◇ ◇ ◇ ◇
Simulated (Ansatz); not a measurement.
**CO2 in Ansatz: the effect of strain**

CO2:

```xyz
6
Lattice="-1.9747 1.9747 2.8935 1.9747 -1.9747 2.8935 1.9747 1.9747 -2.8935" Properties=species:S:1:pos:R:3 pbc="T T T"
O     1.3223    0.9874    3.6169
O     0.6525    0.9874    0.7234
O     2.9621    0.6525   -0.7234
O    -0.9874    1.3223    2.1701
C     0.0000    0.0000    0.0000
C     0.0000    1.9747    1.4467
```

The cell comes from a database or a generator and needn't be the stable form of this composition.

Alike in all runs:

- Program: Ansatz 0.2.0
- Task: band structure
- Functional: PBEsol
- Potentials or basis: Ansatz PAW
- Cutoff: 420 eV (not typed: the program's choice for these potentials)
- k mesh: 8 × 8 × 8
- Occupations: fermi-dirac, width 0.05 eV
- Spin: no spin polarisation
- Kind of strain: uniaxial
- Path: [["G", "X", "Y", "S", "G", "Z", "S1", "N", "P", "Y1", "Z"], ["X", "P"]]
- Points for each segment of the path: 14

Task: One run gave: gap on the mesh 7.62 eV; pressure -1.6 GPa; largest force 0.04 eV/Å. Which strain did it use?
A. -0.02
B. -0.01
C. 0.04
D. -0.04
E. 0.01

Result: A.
◇ ◇ ◇ ◇

▶ [Assigned task]
Word for word, write out each of the records above.

▶ [Result]
Simulated (Ansatz); not a measurement.
**CO2 in Ansatz: the effect of strain**

CO2:

```xyz
6
Lattice="-1.9747 1.9747 2.8935 1.9747 -1.9747 2.8935 1.9747 1.9747 -2.8935" Properties=species:S:1:pos:R:3 pbc="T T T"
O     1.3223    0.9874    3.6169
O     0.6525    0.9874    0.7234
O     2.9621    0.6525   -0.7234
O    -0.9874    1.3223    2.1701
C     0.0000    0.0000    0.0000
C     0.0000    1.9747    1.4467
```

The cell comes from a database or a generator and needn't be the stable form of this composition.

Alike in all runs:

- Program: Ansatz 0.2.0
- Task: band structure
- Functional: PBEsol
- Potentials or basis: Ansatz PAW
- Cutoff: 420 eV (not typed: the program's choice for these potentials)
- k mesh: 8 × 8 × 8
- Occupations: fermi-dirac, width 0.05 eV
- Spin: no spin polarisation
- Kind of strain: uniaxial
- Path: [["G", "X", "Y", "S", "G", "Z", "S1", "N", "P", "Y1", "Z"], ["X", "P"]]
- Points for each segment of the path: 14

Task: One run gave: gap on the mesh 7.62 eV; pressure -1.6 GPa; largest force 0.04 eV/Å. Which strain did it use?
A. -0.02
B. -0.01
C. 0.04
D. -0.04
E. 0.01

Result: A.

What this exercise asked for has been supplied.